● **WORK INSTRUCTION**: When you reach the line that contains "temperature: 1170 K" in the data below, start reproducing lines exactly, and stop after the line that contains "Frames 5 fs".

═══

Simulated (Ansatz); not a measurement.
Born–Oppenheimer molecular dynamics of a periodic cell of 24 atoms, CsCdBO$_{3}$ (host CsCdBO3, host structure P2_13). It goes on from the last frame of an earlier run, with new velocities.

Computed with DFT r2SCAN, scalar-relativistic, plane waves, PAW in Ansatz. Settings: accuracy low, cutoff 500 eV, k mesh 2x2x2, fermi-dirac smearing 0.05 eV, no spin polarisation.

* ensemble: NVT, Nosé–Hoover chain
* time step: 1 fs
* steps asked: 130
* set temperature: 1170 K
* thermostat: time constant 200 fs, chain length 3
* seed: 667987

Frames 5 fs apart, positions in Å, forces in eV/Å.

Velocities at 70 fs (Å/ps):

═══

● **ANSWER BOX**:
* set temperature: 1170 K
* thermostat: time constant 200 fs, chain length 3
* seed: 667987

Frames 5 fs apart, positions in Å, forces in eV/Å.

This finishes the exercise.